• **Data to examine**:
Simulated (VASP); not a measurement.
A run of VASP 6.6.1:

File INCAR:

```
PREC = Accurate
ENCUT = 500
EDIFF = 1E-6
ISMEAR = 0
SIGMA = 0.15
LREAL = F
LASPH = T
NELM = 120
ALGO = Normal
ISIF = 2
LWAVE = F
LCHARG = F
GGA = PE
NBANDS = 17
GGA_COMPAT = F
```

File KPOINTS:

• **Assigned task**: All the entries above should come back exactly as they are written.

• **Written response**:
Simulated (VASP); not a measurement.
A run of VASP 6.6.1:

File INCAR:

```
PREC = Accurate
ENCUT = 500
EDIFF = 1E-6
ISMEAR = 0
SIGMA = 0.15
LREAL = F
LASPH = T
NELM = 120
ALGO = Normal
ISIF = 2
LWAVE = F
LCHARG = F
GGA = PE
NBANDS = 17
GGA_COMPAT = F
```

File KPOINTS:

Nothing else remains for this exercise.